## Activity
Below are some records. Reproduce them exactly from their first line through the line with "(Cell as relaxed with PBE.)", inclusive.

** Listed entries follows **
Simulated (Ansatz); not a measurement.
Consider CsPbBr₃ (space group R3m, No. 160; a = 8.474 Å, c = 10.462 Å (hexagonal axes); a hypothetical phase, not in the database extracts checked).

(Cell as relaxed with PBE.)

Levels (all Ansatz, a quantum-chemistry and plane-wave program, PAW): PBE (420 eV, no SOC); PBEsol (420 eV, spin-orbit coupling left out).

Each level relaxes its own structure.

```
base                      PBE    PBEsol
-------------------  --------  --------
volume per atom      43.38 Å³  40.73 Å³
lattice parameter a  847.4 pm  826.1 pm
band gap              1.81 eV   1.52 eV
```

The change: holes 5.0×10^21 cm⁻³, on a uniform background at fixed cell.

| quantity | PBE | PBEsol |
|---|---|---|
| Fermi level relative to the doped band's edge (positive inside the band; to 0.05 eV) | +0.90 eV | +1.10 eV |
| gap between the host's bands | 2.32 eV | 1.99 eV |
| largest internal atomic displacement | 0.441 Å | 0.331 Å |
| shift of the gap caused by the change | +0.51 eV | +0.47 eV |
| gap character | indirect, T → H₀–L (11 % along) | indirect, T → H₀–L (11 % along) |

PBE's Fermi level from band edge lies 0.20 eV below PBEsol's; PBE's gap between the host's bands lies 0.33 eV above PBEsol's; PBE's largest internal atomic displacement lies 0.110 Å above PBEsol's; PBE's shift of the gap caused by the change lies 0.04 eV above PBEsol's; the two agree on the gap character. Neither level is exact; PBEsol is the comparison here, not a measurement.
** End of Listed entries **

## Written reply
Simulated (Ansatz); not a measurement.
Consider CsPbBr₃ (space group R3m, No. 160; a = 8.474 Å, c = 10.462 Å (hexagonal axes); a hypothetical phase, not in the database extracts checked).

(Cell as relaxed with PBE.)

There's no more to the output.